=== Brief ===
An exact restatement of every record is required.

*** Opening of Entries supplied ***
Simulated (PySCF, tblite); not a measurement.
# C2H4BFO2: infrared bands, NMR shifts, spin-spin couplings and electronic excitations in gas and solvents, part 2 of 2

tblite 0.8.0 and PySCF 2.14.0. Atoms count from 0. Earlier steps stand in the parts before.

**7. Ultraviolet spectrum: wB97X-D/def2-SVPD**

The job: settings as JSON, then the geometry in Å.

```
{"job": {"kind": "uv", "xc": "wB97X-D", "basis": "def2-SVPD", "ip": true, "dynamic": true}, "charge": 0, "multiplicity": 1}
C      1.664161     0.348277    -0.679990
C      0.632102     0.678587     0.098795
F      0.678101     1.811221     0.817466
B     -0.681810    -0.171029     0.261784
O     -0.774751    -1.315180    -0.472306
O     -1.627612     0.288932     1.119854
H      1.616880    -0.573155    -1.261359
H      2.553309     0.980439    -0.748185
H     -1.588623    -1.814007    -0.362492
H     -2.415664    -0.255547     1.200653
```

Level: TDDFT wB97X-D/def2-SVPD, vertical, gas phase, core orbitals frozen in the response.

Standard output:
*** Close of Entries supplied ***

=== Task answer ===
Simulated (PySCF, tblite); not a measurement.
# C2H4BFO2: infrared bands, NMR shifts, spin-spin couplings and electronic excitations in gas and solvents, part 2 of 2

tblite 0.8.0 and PySCF 2.14.0. Atoms count from 0. Earlier steps stand in the parts before.

**7. Ultraviolet spectrum: wB97X-D/def2-SVPD**

The job: settings as JSON, then the geometry in Å.

```
{"job": {"kind": "uv", "xc": "wB97X-D", "basis": "def2-SVPD", "ip": true, "dynamic": true}, "charge": 0, "multiplicity": 1}
C      1.664161     0.348277    -0.679990
C      0.632102     0.678587     0.098795
F      0.678101     1.811221     0.817466
B     -0.681810    -0.171029     0.261784
O     -0.774751    -1.315180    -0.472306
O     -1.627612     0.288932     1.119854
H      1.616880    -0.573155    -1.261359
H      2.553309     0.980439    -0.748185
H     -1.588623    -1.814007    -0.362492
H     -2.415664    -0.255547     1.200653
```

Level: TDDFT wB97X-D/def2-SVPD, vertical, gas phase, core orbitals frozen in the response.

Standard output:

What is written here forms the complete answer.